MATERIAL SUPPLIED Start Marker

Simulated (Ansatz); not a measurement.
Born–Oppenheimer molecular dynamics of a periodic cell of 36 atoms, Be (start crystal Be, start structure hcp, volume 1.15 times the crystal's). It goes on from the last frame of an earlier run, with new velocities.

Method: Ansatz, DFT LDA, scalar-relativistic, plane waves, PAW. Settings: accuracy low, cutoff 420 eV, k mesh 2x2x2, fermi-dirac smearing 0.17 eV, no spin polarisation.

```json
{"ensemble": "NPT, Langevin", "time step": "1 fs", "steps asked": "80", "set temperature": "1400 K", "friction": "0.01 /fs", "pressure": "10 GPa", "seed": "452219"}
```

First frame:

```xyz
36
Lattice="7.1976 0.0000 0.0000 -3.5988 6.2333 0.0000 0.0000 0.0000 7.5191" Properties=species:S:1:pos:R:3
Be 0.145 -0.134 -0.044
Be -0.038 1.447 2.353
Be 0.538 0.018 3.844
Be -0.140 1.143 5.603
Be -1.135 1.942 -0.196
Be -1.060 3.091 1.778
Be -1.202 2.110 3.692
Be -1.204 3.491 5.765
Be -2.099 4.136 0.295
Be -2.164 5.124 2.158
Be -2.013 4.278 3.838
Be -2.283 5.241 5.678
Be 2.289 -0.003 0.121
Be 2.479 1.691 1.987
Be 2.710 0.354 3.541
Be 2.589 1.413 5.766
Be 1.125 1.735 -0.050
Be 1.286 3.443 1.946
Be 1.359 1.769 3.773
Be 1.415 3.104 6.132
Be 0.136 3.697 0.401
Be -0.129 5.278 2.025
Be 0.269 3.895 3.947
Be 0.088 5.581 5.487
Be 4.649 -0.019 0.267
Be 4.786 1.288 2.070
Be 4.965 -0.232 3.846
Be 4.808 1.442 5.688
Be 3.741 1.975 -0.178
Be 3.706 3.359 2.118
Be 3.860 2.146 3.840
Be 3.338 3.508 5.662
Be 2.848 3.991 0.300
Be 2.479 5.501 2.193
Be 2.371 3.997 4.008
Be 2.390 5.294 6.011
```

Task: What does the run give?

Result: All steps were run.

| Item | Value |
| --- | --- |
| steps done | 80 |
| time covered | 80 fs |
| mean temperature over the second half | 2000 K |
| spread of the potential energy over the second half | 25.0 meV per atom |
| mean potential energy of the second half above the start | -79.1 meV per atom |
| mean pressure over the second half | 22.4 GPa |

MATERIAL SUPPLIED End Marker

* [ACTION ITEM]:
Word for word, reproduce the listing from its first line through the line that has "-79.1 meV per atom |" in it, and go no further.

* [YOUR SOLUTION]:
Simulated (Ansatz); not a measurement.
Born–Oppenheimer molecular dynamics of a periodic cell of 36 atoms, Be (start crystal Be, start structure hcp, volume 1.15 times the crystal's). It goes on from the last frame of an earlier run, with new velocities.

Method: Ansatz, DFT LDA, scalar-relativistic, plane waves, PAW. Settings: accuracy low, cutoff 420 eV, k mesh 2x2x2, fermi-dirac smearing 0.17 eV, no spin polarisation.

```json
{"ensemble": "NPT, Langevin", "time step": "1 fs", "steps asked": "80", "set temperature": "1400 K", "friction": "0.01 /fs", "pressure": "10 GPa", "seed": "452219"}
```

First frame:

```xyz
36
Lattice="7.1976 0.0000 0.0000 -3.5988 6.2333 0.0000 0.0000 0.0000 7.5191" Properties=species:S:1:pos:R:3
Be 0.145 -0.134 -0.044
Be -0.038 1.447 2.353
Be 0.538 0.018 3.844
Be -0.140 1.143 5.603
Be -1.135 1.942 -0.196
Be -1.060 3.091 1.778
Be -1.202 2.110 3.692
Be -1.204 3.491 5.765
Be -2.099 4.136 0.295
Be -2.164 5.124 2.158
Be -2.013 4.278 3.838
Be -2.283 5.241 5.678
Be 2.289 -0.003 0.121
Be 2.479 1.691 1.987
Be 2.710 0.354 3.541
Be 2.589 1.413 5.766
Be 1.125 1.735 -0.050
Be 1.286 3.443 1.946
Be 1.359 1.769 3.773
Be 1.415 3.104 6.132
Be 0.136 3.697 0.401
Be -0.129 5.278 2.025
Be 0.269 3.895 3.947
Be 0.088 5.581 5.487
Be 4.649 -0.019 0.267
Be 4.786 1.288 2.070
Be 4.965 -0.232 3.846
Be 4.808 1.442 5.688
Be 3.741 1.975 -0.178
Be 3.706 3.359 2.118
Be 3.860 2.146 3.840
Be 3.338 3.508 5.662
Be 2.848 3.991 0.300
Be 2.479 5.501 2.193
Be 2.371 3.997 4.008
Be 2.390 5.294 6.011
```

Task: What does the run give?

Result: All steps were run.

| Item | Value |
| --- | --- |
| steps done | 80 |
| time covered | 80 fs |
| mean temperature over the second half | 2000 K |
| spread of the potential energy over the second half | 25.0 meV per atom |
| mean potential energy of the second half above the start | -79.1 meV per atom |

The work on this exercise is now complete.